◆ ◆ ◆ ◆ ◆ ◆ ◆

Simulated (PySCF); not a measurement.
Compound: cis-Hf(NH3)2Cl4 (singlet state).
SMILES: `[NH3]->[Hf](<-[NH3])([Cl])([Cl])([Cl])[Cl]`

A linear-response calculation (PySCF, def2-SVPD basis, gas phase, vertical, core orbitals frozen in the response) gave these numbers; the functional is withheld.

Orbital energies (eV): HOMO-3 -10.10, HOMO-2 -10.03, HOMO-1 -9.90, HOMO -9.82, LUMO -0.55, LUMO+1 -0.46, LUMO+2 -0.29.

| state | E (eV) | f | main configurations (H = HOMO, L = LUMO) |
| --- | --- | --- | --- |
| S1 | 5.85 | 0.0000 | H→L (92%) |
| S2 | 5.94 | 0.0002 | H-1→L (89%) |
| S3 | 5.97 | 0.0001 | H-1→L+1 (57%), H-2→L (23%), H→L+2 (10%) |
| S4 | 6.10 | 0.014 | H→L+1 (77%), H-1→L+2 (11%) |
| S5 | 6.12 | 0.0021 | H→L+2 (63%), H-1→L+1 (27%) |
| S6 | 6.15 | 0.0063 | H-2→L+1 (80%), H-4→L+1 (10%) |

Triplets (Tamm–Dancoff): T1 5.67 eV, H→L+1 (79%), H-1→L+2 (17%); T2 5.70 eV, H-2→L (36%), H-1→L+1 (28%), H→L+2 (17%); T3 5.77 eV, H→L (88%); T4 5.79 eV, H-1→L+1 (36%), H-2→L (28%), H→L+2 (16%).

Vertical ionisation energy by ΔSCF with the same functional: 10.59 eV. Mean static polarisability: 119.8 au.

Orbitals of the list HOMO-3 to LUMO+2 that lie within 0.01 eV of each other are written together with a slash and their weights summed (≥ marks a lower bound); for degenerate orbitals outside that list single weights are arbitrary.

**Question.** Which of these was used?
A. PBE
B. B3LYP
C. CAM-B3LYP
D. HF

◆ ◆ ◆ ◆ ◆ ◆ ◆

• **Work request**
The line containing "Triplets (Tamm–Dancoff): T1" marks the end: copy exactly every line from the top of the data above down to it, that line included.

• **Solution**
Simulated (PySCF); not a measurement.
Compound: cis-Hf(NH3)2Cl4 (singlet state).
SMILES: `[NH3]->[Hf](<-[NH3])([Cl])([Cl])([Cl])[Cl]`

A linear-response calculation (PySCF, def2-SVPD basis, gas phase, vertical, core orbitals frozen in the response) gave these numbers; the functional is withheld.

Orbital energies (eV): HOMO-3 -10.10, HOMO-2 -10.03, HOMO-1 -9.90, HOMO -9.82, LUMO -0.55, LUMO+1 -0.46, LUMO+2 -0.29.

| state | E (eV) | f | main configurations (H = HOMO, L = LUMO) |
| --- | --- | --- | --- |
| S1 | 5.85 | 0.0000 | H→L (92%) |
| S2 | 5.94 | 0.0002 | H-1→L (89%) |
| S3 | 5.97 | 0.0001 | H-1→L+1 (57%), H-2→L (23%), H→L+2 (10%) |
| S4 | 6.10 | 0.014 | H→L+1 (77%), H-1→L+2 (11%) |
| S5 | 6.12 | 0.0021 | H→L+2 (63%), H-1→L+1 (27%) |
| S6 | 6.15 | 0.0063 | H-2→L+1 (80%), H-4→L+1 (10%) |

Triplets (Tamm–Dancoff): T1 5.67 eV, H→L+1 (79%), H-1→L+2 (17%); T2 5.70 eV, H-2→L (36%), H-1→L+1 (28%), H→L+2 (17%); T3 5.77 eV, H→L (88%); T4 5.79 eV, H-1→L+1 (36%), H-2→L (28%), H→L+2 (16%).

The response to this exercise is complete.